--------------------

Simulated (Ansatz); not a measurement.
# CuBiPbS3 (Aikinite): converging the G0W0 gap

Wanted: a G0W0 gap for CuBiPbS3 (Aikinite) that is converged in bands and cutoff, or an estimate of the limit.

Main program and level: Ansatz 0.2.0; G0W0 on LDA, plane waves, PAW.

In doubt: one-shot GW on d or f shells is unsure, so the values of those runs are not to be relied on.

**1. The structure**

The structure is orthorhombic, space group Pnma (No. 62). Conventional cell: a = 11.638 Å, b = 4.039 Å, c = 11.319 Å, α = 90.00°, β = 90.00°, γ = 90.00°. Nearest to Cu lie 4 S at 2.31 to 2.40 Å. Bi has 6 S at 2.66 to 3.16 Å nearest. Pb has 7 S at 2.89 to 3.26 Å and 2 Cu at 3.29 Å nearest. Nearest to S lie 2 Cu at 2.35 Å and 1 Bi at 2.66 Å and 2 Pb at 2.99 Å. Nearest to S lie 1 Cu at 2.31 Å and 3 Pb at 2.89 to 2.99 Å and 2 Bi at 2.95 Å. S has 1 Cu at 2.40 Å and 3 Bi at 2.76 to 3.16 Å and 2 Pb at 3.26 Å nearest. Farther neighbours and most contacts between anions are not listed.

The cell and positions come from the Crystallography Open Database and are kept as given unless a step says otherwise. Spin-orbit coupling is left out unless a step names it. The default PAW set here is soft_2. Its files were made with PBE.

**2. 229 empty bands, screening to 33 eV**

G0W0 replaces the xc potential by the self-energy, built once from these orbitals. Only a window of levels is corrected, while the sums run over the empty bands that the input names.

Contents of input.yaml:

--------------------

Look through the material above and print exactly the lines from the one containing "Wanted: a G0W0" to the one containing "screening to 33 eV**", both included, and nothing more.

### Answer box
Wanted: a G0W0 gap for CuBiPbS3 (Aikinite) that is converged in bands and cutoff, or an estimate of the limit.

Main program and level: Ansatz 0.2.0; G0W0 on LDA, plane waves, PAW.

In doubt: one-shot GW on d or f shells is unsure, so the values of those runs are not to be relied on.

**1. The structure**

The structure is orthorhombic, space group Pnma (No. 62). Conventional cell: a = 11.638 Å, b = 4.039 Å, c = 11.319 Å, α = 90.00°, β = 90.00°, γ = 90.00°. Nearest to Cu lie 4 S at 2.31 to 2.40 Å. Bi has 6 S at 2.66 to 3.16 Å nearest. Pb has 7 S at 2.89 to 3.26 Å and 2 Cu at 3.29 Å nearest. Nearest to S lie 2 Cu at 2.35 Å and 1 Bi at 2.66 Å and 2 Pb at 2.99 Å. Nearest to S lie 1 Cu at 2.31 Å and 3 Pb at 2.89 to 2.99 Å and 2 Bi at 2.95 Å. S has 1 Cu at 2.40 Å and 3 Bi at 2.76 to 3.16 Å and 2 Pb at 3.26 Å nearest. Farther neighbours and most contacts between anions are not listed.

The cell and positions come from the Crystallography Open Database and are kept as given unless a step says otherwise. Spin-orbit coupling is left out unless a step names it. The default PAW set here is soft_2. Its files were made with PBE.

**2. 229 empty bands, screening to 33 eV**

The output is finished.